**Data extract**
━━━━━━

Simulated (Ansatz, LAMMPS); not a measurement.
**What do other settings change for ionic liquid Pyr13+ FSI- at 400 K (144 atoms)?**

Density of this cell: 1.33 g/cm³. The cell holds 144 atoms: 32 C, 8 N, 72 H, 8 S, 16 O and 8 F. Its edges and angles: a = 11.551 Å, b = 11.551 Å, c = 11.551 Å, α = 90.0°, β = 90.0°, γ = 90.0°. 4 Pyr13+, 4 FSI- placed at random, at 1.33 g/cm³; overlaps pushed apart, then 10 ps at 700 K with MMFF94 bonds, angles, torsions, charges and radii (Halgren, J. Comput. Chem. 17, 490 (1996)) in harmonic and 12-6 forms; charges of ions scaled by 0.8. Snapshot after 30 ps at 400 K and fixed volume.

━━━━━━

**Requirement**
Each line of the records above should be copied exactly.

**Written answer**
Simulated (Ansatz, LAMMPS); not a measurement.
**What do other settings change for ionic liquid Pyr13+ FSI- at 400 K (144 atoms)?**

Density of this cell: 1.33 g/cm³. The cell holds 144 atoms: 32 C, 8 N, 72 H, 8 S, 16 O and 8 F. Its edges and angles: a = 11.551 Å, b = 11.551 Å, c = 11.551 Å, α = 90.0°, β = 90.0°, γ = 90.0°. 4 Pyr13+, 4 FSI- placed at random, at 1.33 g/cm³; overlaps pushed apart, then 10 ps at 700 K with MMFF94 bonds, angles, torsions, charges and radii (Halgren, J. Comput. Chem. 17, 490 (1996)) in harmonic and 12-6 forms; charges of ions scaled by 0.8. Snapshot after 30 ps at 400 K and fixed volume.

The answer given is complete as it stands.